§ **Action item**: The listing that follows should be duplicated character for character.

§ **Provided records**:
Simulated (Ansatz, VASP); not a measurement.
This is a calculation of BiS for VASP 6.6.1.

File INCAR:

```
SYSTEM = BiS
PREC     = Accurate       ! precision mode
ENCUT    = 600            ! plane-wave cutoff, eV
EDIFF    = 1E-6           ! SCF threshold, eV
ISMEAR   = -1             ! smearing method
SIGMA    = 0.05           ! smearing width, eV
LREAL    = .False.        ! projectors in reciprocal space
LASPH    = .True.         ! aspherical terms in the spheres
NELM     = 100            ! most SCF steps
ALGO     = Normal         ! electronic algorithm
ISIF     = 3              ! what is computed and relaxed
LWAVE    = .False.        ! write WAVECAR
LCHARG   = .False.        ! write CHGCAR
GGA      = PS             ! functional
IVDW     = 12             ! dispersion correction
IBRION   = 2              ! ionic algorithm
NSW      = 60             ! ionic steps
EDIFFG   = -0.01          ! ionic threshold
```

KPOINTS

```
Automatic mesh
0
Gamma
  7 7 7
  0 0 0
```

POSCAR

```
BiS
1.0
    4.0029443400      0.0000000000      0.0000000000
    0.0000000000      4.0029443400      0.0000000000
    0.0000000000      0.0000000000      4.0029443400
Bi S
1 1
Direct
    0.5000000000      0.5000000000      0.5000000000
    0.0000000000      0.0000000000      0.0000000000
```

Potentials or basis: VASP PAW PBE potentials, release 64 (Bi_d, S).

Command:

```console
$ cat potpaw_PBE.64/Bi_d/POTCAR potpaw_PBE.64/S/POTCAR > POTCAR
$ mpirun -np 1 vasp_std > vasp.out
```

§ **Response box**:
Simulated (Ansatz, VASP); not a measurement.
This is a calculation of BiS for VASP 6.6.1.

File INCAR:

```
SYSTEM = BiS
PREC     = Accurate       ! precision mode
ENCUT    = 600            ! plane-wave cutoff, eV
EDIFF    = 1E-6           ! SCF threshold, eV
ISMEAR   = -1             ! smearing method
SIGMA    = 0.05           ! smearing width, eV
LREAL    = .False.        ! projectors in reciprocal space
LASPH    = .True.         ! aspherical terms in the spheres
NELM     = 100            ! most SCF steps
ALGO     = Normal         ! electronic algorithm
ISIF     = 3              ! what is computed and relaxed
LWAVE    = .False.        ! write WAVECAR
LCHARG   = .False.        ! write CHGCAR
GGA      = PS             ! functional
IVDW     = 12             ! dispersion correction
IBRION   = 2              ! ionic algorithm
NSW      = 60             ! ionic steps
EDIFFG   = -0.01          ! ionic threshold
```

KPOINTS

```
Automatic mesh
0
Gamma
  7 7 7
  0 0 0
```

POSCAR

```
BiS
1.0
    4.0029443400      0.0000000000      0.0000000000
    0.0000000000      4.0029443400      0.0000000000
    0.0000000000      0.0000000000      4.0029443400
Bi S
1 1
Direct
    0.5000000000      0.5000000000      0.5000000000
    0.0000000000      0.0000000000      0.0000000000
```

Potentials or basis: VASP PAW PBE potentials, release 64 (Bi_d, S).

Command:

```console
$ cat potpaw_PBE.64/Bi_d/POTCAR potpaw_PBE.64/S/POTCAR > POTCAR
$ mpirun -np 1 vasp_std > vasp.out
```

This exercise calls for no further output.